● RECORDED DATA:
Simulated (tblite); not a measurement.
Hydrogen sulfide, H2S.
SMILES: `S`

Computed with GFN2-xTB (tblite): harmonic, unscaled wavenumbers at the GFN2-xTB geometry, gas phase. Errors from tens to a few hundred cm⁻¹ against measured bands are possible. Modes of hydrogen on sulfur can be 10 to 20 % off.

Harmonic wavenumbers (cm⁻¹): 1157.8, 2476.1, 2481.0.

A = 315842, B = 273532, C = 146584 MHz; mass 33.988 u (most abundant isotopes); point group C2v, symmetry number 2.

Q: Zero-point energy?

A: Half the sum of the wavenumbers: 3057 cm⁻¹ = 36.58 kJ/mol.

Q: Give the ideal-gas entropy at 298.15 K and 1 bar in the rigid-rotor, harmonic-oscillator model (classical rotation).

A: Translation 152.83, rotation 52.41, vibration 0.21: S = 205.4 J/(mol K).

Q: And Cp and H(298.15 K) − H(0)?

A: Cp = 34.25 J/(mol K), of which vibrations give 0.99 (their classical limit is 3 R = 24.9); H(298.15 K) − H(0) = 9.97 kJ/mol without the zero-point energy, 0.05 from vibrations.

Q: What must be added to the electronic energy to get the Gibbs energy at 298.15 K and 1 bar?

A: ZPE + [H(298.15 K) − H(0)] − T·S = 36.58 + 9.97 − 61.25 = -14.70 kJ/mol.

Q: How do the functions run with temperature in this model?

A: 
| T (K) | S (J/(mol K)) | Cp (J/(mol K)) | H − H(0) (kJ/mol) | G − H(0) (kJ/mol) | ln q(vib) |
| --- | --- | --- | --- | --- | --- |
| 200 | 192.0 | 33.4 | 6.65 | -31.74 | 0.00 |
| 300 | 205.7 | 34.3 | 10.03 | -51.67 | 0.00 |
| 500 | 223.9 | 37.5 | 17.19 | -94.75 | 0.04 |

● REQUIRED ACTION: From the entries above, extract only the lines running from the one containing "Q: Zero-point energy?" through the one containing "Q: Give the", inclusive.

● RESULT:
Q: Zero-point energy?

A: Half the sum of the wavenumbers: 3057 cm⁻¹ = 36.58 kJ/mol.

Q: Give the ideal-gas entropy at 298.15 K and 1 bar in the rigid-rotor, harmonic-oscillator model (classical rotation).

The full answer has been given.